THE DATA
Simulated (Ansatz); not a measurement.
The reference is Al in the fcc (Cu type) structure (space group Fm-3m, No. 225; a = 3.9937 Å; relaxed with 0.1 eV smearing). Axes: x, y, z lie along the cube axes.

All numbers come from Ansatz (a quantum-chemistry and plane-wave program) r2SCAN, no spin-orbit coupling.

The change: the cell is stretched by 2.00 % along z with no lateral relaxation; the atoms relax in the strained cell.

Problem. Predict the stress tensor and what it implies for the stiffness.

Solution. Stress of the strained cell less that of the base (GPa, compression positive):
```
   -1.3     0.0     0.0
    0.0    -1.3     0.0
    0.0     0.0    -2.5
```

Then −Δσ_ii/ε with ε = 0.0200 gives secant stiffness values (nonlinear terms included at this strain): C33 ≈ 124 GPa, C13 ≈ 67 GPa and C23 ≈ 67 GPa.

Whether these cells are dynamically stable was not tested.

WORK ITEM
Copy, please, every line from the start of the entries down to the line that holds "The change: the", with both of those lines included and no others.

TASK RESPONSE
Simulated (Ansatz); not a measurement.
The reference is Al in the fcc (Cu type) structure (space group Fm-3m, No. 225; a = 3.9937 Å; relaxed with 0.1 eV smearing). Axes: x, y, z lie along the cube axes.

All numbers come from Ansatz (a quantum-chemistry and plane-wave program) r2SCAN, no spin-orbit coupling.

The change: the cell is stretched by 2.00 % along z with no lateral relaxation; the atoms relax in the strained cell.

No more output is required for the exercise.